BRIEF: The response should be the lines of the data, starting at the first and ending at the one that contains "Cutoff | 600 eV |", copied without change.

[Opening EXTRACTED MATERIAL section]

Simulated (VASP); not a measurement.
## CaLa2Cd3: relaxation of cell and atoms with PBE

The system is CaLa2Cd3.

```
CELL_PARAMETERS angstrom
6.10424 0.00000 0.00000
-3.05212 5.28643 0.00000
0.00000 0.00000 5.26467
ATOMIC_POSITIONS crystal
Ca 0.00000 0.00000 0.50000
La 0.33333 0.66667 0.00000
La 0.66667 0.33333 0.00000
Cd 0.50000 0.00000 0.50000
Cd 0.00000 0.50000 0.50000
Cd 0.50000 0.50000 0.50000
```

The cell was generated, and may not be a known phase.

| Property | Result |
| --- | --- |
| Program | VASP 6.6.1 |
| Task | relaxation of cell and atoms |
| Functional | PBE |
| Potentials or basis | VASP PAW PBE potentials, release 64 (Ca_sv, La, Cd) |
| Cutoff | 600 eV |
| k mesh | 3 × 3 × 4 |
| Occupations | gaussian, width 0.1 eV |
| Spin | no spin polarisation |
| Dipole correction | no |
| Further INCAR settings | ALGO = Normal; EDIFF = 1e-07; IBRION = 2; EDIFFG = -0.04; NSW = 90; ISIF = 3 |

[Closing EXTRACTED MATERIAL section]

SOLUTION:
Simulated (VASP); not a measurement.
## CaLa2Cd3: relaxation of cell and atoms with PBE

The system is CaLa2Cd3.

```
CELL_PARAMETERS angstrom
6.10424 0.00000 0.00000
-3.05212 5.28643 0.00000
0.00000 0.00000 5.26467
ATOMIC_POSITIONS crystal
Ca 0.00000 0.00000 0.50000
La 0.33333 0.66667 0.00000
La 0.66667 0.33333 0.00000
Cd 0.50000 0.00000 0.50000
Cd 0.00000 0.50000 0.50000
Cd 0.50000 0.50000 0.50000
```

The cell was generated, and may not be a known phase.

| Property | Result |
| --- | --- |
| Program | VASP 6.6.1 |
| Task | relaxation of cell and atoms |
| Functional | PBE |
| Potentials or basis | VASP PAW PBE potentials, release 64 (Ca_sv, La, Cd) |
| Cutoff | 600 eV |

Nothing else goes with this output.